--*--

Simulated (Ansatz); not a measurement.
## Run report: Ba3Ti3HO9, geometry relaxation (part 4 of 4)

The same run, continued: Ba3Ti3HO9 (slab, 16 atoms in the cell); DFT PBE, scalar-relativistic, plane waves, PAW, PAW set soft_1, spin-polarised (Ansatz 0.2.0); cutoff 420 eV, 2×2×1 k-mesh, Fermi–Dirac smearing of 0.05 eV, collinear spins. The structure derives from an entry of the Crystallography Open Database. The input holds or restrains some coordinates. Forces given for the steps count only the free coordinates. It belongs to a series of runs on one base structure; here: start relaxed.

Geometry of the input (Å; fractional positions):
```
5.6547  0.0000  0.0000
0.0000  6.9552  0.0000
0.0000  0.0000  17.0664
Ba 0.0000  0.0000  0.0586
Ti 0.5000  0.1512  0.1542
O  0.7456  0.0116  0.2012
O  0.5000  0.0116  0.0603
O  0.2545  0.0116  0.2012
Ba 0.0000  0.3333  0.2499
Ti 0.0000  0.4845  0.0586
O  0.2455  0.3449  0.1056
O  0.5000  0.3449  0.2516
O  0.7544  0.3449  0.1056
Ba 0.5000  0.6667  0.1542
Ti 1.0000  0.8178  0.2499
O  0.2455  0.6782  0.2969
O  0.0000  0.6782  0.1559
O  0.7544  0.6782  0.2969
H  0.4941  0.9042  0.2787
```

--*--

Return the whole of the data, character for character.

▸ **Solution**
Simulated (Ansatz); not a measurement.
## Run report: Ba3Ti3HO9, geometry relaxation (part 4 of 4)

The same run, continued: Ba3Ti3HO9 (slab, 16 atoms in the cell); DFT PBE, scalar-relativistic, plane waves, PAW, PAW set soft_1, spin-polarised (Ansatz 0.2.0); cutoff 420 eV, 2×2×1 k-mesh, Fermi–Dirac smearing of 0.05 eV, collinear spins. The structure derives from an entry of the Crystallography Open Database. The input holds or restrains some coordinates. Forces given for the steps count only the free coordinates. It belongs to a series of runs on one base structure; here: start relaxed.

Geometry of the input (Å; fractional positions):
```
5.6547  0.0000  0.0000
0.0000  6.9552  0.0000
0.0000  0.0000  17.0664
Ba 0.0000  0.0000  0.0586
Ti 0.5000  0.1512  0.1542
O  0.7456  0.0116  0.2012
O  0.5000  0.0116  0.0603
O  0.2545  0.0116  0.2012
Ba 0.0000  0.3333  0.2499
Ti 0.0000  0.4845  0.0586
O  0.2455  0.3449  0.1056
O  0.5000  0.3449  0.2516
O  0.7544  0.3449  0.1056
Ba 0.5000  0.6667  0.1542
Ti 1.0000  0.8178  0.2499
O  0.2455  0.6782  0.2969
O  0.0000  0.6782  0.1559
O  0.7544  0.6782  0.2969
H  0.4941  0.9042  0.2787
```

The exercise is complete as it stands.